● Excerpted records:
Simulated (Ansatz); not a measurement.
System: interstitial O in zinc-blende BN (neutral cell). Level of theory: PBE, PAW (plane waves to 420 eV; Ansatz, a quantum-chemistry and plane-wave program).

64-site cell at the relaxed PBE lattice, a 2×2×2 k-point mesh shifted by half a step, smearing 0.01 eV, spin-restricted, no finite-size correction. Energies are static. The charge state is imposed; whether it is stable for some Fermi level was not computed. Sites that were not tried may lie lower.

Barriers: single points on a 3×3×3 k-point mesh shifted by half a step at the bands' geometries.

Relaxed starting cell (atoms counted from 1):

● Work instruction: Through the line that contains "Barriers: single points", copy the material above exactly, beginning at its first line and including nothing more.

● Response box:
Simulated (Ansatz); not a measurement.
System: interstitial O in zinc-blende BN (neutral cell). Level of theory: PBE, PAW (plane waves to 420 eV; Ansatz, a quantum-chemistry and plane-wave program).

64-site cell at the relaxed PBE lattice, a 2×2×2 k-point mesh shifted by half a step, smearing 0.01 eV, spin-restricted, no finite-size correction. Energies are static. The charge state is imposed; whether it is stable for some Fermi level was not computed. Sites that were not tried may lie lower.

Barriers: single points on a 3×3×3 k-point mesh shifted by half a step at the bands' geometries.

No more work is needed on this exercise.